⟨
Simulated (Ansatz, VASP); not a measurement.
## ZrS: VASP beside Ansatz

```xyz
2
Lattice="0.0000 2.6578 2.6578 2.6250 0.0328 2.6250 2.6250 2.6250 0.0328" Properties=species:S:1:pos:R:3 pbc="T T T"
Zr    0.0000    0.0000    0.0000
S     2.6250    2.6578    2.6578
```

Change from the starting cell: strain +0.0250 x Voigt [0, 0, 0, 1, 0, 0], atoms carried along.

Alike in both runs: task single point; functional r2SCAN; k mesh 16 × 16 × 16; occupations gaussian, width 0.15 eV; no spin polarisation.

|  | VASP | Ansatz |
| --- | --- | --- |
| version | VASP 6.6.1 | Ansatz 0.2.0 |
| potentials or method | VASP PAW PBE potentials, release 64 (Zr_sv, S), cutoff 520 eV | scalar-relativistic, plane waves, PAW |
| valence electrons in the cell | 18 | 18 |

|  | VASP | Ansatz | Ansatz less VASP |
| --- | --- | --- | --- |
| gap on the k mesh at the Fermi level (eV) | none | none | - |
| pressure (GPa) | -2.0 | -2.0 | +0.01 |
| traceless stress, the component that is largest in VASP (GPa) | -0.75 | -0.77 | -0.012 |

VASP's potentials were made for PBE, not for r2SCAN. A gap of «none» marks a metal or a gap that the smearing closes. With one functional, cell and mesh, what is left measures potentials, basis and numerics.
⟩

Repeat exactly the lines of the listing above, from the one with "cell | 18 | 18 |" down to the one with "-0.77 | -0.012 |"; both of those lines belong in the range.

WORKED SOLUTION —
| valence electrons in the cell | 18 | 18 |

|  | VASP | Ansatz | Ansatz less VASP |
| --- | --- | --- | --- |
| gap on the k mesh at the Fermi level (eV) | none | none | - |
| pressure (GPa) | -2.0 | -2.0 | +0.01 |
| traceless stress, the component that is largest in VASP (GPa) | -0.75 | -0.77 | -0.012 |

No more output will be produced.